◆ **ACTIVITY**: Could you return the data below exactly as it appears?

◆ **INFORMATION GIVEN**:
<<<<
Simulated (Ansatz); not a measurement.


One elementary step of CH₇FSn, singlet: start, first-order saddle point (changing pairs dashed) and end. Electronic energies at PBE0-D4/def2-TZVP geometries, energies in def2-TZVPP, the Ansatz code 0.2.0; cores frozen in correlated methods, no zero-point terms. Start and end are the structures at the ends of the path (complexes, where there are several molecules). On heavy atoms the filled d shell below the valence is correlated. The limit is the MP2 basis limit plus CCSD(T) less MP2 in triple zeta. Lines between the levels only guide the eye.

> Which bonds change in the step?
>>>>

◆ **ANSWER BOX**:
Simulated (Ansatz); not a measurement.


One elementary step of CH₇FSn, singlet: start, first-order saddle point (changing pairs dashed) and end. Electronic energies at PBE0-D4/def2-TZVP geometries, energies in def2-TZVPP, the Ansatz code 0.2.0; cores frozen in correlated methods, no zero-point terms. Start and end are the structures at the ends of the path (complexes, where there are several molecules). On heavy atoms the filled d shell below the valence is correlated. The limit is the MP2 basis limit plus CCSD(T) less MP2 in triple zeta. Lines between the levels only guide the eye.

> Which bonds change in the step?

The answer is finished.